=== Source data ===
==============================
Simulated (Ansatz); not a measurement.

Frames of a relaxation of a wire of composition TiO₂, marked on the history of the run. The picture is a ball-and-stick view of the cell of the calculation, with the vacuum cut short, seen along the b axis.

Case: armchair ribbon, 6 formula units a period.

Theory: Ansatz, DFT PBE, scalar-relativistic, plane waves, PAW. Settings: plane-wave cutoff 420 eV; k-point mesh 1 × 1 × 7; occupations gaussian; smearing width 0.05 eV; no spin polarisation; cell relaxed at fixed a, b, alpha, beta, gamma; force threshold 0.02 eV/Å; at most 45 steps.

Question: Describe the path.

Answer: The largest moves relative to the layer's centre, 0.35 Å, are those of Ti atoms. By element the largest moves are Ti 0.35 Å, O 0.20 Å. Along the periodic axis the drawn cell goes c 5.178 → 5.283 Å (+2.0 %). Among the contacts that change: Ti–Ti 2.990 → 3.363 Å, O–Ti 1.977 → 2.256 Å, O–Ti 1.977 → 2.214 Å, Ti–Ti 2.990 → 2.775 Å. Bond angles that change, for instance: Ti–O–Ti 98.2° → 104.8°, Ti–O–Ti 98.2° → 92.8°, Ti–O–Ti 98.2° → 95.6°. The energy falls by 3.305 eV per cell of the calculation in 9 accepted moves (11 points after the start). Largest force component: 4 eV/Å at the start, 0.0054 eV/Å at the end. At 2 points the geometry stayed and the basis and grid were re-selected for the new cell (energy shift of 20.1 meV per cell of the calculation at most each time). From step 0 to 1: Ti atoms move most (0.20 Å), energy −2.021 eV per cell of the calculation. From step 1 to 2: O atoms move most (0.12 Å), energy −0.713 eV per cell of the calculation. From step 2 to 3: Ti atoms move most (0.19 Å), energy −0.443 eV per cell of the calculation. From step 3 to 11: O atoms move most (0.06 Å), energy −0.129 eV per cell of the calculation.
==============================

=== Activity ===
Give the exact lines, and only those, from the line containing "Frames of a" through the line containing "Question: Describe the path." in the entries above.

=== Task output ===
Frames of a relaxation of a wire of composition TiO₂, marked on the history of the run. The picture is a ball-and-stick view of the cell of the calculation, with the vacuum cut short, seen along the b axis.

Case: armchair ribbon, 6 formula units a period.

Theory: Ansatz, DFT PBE, scalar-relativistic, plane waves, PAW. Settings: plane-wave cutoff 420 eV; k-point mesh 1 × 1 × 7; occupations gaussian; smearing width 0.05 eV; no spin polarisation; cell relaxed at fixed a, b, alpha, beta, gamma; force threshold 0.02 eV/Å; at most 45 steps.

Question: Describe the path.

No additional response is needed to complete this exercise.